------------------------------------------------

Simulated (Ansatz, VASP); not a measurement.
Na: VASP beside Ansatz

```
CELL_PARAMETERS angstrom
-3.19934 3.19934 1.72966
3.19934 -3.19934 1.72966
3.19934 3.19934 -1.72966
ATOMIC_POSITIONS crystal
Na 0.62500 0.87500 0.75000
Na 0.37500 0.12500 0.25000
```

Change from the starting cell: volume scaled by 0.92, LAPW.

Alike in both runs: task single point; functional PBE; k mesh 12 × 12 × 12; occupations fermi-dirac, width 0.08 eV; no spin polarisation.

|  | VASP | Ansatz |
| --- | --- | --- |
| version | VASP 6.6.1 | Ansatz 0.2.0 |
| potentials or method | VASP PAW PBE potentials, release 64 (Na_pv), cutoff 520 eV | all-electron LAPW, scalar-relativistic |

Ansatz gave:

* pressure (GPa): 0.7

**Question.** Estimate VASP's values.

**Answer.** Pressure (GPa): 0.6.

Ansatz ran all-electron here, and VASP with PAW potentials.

------------------------------------------------

Each line from the first line of the entries up to and including the line containing "Ansatz 0.2.0 |" should be transcribed exactly, with all other lines left out.

Simulated (Ansatz, VASP); not a measurement.
Na: VASP beside Ansatz

```
CELL_PARAMETERS angstrom
-3.19934 3.19934 1.72966
3.19934 -3.19934 1.72966
3.19934 3.19934 -1.72966
ATOMIC_POSITIONS crystal
Na 0.62500 0.87500 0.75000
Na 0.37500 0.12500 0.25000
```

Change from the starting cell: volume scaled by 0.92, LAPW.

Alike in both runs: task single point; functional PBE; k mesh 12 × 12 × 12; occupations fermi-dirac, width 0.08 eV; no spin polarisation.

|  | VASP | Ansatz |
| --- | --- | --- |
| version | VASP 6.6.1 | Ansatz 0.2.0 |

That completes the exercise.